# Data under study
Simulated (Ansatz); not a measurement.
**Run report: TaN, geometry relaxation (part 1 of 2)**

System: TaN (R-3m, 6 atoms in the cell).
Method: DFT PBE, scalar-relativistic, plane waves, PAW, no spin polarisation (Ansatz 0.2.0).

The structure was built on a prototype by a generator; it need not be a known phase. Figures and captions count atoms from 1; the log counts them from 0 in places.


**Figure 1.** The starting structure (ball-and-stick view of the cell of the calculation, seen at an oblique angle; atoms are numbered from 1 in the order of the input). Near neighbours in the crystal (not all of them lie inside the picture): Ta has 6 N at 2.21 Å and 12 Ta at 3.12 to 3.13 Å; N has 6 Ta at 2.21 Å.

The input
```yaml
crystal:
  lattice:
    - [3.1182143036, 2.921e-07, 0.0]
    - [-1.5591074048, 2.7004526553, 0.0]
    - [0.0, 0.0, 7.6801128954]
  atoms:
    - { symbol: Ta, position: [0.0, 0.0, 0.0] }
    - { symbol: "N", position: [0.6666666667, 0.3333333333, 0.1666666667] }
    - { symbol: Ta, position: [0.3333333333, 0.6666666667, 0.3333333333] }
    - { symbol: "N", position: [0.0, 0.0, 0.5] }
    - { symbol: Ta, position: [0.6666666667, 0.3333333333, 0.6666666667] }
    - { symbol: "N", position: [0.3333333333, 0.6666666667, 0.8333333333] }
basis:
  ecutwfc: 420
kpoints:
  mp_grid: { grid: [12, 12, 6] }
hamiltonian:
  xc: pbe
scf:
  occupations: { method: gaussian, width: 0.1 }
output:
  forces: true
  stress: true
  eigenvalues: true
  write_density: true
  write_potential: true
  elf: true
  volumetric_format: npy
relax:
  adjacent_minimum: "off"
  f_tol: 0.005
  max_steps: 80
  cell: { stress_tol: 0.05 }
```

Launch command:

# Exercise
Starting at the line above that contains "System: TaN (R-3m, 6 atoms in the cell).", write out each line exactly until the line that contains "The structure was" has been written, and stop there.

# Exercise answer
System: TaN (R-3m, 6 atoms in the cell).
Method: DFT PBE, scalar-relativistic, plane waves, PAW, no spin polarisation (Ansatz 0.2.0).

The structure was built on a prototype by a generator; it need not be a known phase. Figures and captions count atoms from 1; the log counts them from 0 in places.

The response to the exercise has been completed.